● **ASSIGNMENT**
Line by line, return the data exactly as shown.

Segment Start: EXERCISE DATA
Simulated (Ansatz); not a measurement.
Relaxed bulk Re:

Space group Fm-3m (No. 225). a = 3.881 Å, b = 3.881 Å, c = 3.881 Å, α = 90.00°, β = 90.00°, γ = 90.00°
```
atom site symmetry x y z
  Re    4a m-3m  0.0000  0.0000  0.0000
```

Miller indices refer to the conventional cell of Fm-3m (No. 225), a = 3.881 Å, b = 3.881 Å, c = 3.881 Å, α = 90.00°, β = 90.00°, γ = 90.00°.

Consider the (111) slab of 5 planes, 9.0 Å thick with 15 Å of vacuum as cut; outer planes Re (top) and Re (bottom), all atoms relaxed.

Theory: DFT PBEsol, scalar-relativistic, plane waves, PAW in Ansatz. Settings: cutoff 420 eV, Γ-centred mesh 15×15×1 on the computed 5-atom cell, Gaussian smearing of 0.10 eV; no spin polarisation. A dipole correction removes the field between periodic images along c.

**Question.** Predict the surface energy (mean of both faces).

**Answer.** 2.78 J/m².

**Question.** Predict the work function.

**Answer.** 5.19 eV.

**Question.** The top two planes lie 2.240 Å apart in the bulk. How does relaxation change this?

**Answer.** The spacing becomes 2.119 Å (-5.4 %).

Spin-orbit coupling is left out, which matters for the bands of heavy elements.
Segment End: EXERCISE DATA

● **TASK SOLUTION**
Simulated (Ansatz); not a measurement.
Relaxed bulk Re:

Space group Fm-3m (No. 225). a = 3.881 Å, b = 3.881 Å, c = 3.881 Å, α = 90.00°, β = 90.00°, γ = 90.00°
```
atom site symmetry x y z
  Re    4a m-3m  0.0000  0.0000  0.0000
```

Miller indices refer to the conventional cell of Fm-3m (No. 225), a = 3.881 Å, b = 3.881 Å, c = 3.881 Å, α = 90.00°, β = 90.00°, γ = 90.00°.

Consider the (111) slab of 5 planes, 9.0 Å thick with 15 Å of vacuum as cut; outer planes Re (top) and Re (bottom), all atoms relaxed.

Theory: DFT PBEsol, scalar-relativistic, plane waves, PAW in Ansatz. Settings: cutoff 420 eV, Γ-centred mesh 15×15×1 on the computed 5-atom cell, Gaussian smearing of 0.10 eV; no spin polarisation. A dipole correction removes the field between periodic images along c.

**Question.** Predict the surface energy (mean of both faces).

**Answer.** 2.78 J/m².

**Question.** Predict the work function.

**Answer.** 5.19 eV.

**Question.** The top two planes lie 2.240 Å apart in the bulk. How does relaxation change this?

**Answer.** The spacing becomes 2.119 Å (-5.4 %).

Spin-orbit coupling is left out, which matters for the bands of heavy elements.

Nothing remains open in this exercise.